▶ Provided material:
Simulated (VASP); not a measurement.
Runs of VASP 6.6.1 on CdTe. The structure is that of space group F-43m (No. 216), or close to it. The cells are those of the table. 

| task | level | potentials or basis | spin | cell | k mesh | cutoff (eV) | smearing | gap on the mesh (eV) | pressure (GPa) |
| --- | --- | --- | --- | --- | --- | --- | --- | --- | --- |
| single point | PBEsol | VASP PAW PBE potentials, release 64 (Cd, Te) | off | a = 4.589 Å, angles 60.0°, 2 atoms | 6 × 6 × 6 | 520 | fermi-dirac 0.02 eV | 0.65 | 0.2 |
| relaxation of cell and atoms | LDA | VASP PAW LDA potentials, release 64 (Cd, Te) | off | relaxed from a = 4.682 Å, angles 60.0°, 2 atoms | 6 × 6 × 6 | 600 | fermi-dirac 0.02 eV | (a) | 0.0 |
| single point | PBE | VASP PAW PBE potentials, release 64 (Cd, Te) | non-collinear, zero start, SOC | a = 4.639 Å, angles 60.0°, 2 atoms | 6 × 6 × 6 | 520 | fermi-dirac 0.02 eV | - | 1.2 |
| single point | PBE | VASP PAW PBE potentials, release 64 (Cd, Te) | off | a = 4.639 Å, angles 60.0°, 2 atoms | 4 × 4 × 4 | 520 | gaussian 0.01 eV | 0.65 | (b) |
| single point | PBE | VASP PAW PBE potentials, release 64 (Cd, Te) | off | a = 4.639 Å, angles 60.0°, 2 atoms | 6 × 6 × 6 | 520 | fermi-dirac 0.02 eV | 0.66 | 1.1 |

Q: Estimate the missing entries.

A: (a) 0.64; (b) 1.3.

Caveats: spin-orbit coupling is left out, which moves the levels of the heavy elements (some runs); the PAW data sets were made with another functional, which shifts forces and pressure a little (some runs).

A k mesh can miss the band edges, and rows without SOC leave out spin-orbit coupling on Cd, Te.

▶ Exercise:
Copy out the lines above word for word, stopping after the line containing "Runs of VASP".

▶ Exercise answer:
Simulated (VASP); not a measurement.
Runs of VASP 6.6.1 on CdTe. The structure is that of space group F-43m (No. 216), or close to it. The cells are those of the table. 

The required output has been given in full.